◇ ◇ ◇ ◇

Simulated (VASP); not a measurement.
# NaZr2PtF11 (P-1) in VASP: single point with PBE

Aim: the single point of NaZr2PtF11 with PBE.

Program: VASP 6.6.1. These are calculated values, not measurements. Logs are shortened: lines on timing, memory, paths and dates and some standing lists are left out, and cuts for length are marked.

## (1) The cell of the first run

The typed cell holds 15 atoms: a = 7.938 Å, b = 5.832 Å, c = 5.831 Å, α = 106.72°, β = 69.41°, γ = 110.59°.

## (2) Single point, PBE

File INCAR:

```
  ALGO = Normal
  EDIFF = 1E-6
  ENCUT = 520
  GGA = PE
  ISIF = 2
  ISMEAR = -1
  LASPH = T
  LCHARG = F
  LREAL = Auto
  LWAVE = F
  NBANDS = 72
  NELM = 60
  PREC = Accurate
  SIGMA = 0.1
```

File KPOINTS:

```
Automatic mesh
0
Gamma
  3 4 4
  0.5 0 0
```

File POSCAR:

◇ ◇ ◇ ◇

Action item
Quote every line of the records above, from the first down to the one holding "## (1) The cell of the first run", exactly as written.

Your response
Simulated (VASP); not a measurement.
# NaZr2PtF11 (P-1) in VASP: single point with PBE

Aim: the single point of NaZr2PtF11 with PBE.

Program: VASP 6.6.1. These are calculated values, not measurements. Logs are shortened: lines on timing, memory, paths and dates and some standing lists are left out, and cuts for length are marked.

## (1) The cell of the first run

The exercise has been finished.